→ **Required action**
Output only the lines of the entries that follow, starting at the one with "361 | -505 |" and running down to the one with "361 | -509 |", both included and unchanged.

....................

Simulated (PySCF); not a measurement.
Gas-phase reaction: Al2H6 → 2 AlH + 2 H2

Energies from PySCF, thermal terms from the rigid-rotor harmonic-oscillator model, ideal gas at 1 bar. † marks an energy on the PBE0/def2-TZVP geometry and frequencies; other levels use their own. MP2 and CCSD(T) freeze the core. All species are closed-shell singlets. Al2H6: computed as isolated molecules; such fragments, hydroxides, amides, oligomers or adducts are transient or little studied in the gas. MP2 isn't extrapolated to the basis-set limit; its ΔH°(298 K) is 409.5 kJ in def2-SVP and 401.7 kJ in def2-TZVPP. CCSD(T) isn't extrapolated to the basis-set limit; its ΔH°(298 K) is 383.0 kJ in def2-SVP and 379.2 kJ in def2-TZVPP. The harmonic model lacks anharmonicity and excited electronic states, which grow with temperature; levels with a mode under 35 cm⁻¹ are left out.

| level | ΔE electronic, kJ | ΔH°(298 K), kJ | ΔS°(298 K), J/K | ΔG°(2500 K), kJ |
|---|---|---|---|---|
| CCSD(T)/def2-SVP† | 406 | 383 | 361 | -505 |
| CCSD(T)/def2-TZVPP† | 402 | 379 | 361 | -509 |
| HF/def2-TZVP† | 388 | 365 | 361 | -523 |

....................

→ **Answer space**
| CCSD(T)/def2-SVP† | 406 | 383 | 361 | -505 |
| CCSD(T)/def2-TZVPP† | 402 | 379 | 361 | -509 |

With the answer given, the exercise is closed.